▶ [Assignment]:
Return the data below exactly, stopping after the line with "## (1) Set-up".

▶ [Provided information]:
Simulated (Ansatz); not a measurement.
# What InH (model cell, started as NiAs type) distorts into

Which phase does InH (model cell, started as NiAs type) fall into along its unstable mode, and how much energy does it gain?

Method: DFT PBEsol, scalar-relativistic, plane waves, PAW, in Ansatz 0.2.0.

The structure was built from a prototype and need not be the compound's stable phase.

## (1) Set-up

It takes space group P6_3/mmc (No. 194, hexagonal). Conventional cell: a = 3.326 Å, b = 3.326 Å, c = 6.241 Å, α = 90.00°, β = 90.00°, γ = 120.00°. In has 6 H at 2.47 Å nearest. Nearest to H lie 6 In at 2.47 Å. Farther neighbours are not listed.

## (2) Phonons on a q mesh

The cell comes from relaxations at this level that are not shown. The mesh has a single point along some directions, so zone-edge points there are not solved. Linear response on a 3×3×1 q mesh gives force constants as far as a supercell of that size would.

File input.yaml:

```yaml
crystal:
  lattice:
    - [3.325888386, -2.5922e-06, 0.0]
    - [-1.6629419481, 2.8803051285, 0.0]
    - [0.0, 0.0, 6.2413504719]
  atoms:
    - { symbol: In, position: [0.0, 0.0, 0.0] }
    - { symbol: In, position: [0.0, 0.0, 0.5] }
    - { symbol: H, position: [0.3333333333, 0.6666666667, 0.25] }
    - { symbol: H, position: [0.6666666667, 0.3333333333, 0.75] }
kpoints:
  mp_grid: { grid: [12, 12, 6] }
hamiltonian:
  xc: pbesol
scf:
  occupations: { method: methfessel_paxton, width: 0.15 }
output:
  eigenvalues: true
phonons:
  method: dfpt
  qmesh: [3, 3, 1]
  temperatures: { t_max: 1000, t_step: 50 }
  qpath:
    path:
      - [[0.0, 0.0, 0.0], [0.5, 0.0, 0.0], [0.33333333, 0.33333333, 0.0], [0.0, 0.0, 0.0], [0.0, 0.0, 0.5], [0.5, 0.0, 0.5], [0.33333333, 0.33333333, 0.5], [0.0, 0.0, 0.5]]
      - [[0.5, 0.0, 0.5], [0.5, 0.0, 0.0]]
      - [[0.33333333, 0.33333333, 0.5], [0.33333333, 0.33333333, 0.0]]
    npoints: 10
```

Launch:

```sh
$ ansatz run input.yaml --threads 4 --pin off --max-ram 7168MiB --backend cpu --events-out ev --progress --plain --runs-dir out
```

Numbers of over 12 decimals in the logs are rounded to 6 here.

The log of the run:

▶ [Exercise response]:
Simulated (Ansatz); not a measurement.
# What InH (model cell, started as NiAs type) distorts into

Which phase does InH (model cell, started as NiAs type) fall into along its unstable mode, and how much energy does it gain?

Method: DFT PBEsol, scalar-relativistic, plane waves, PAW, in Ansatz 0.2.0.

The structure was built from a prototype and need not be the compound's stable phase.

## (1) Set-up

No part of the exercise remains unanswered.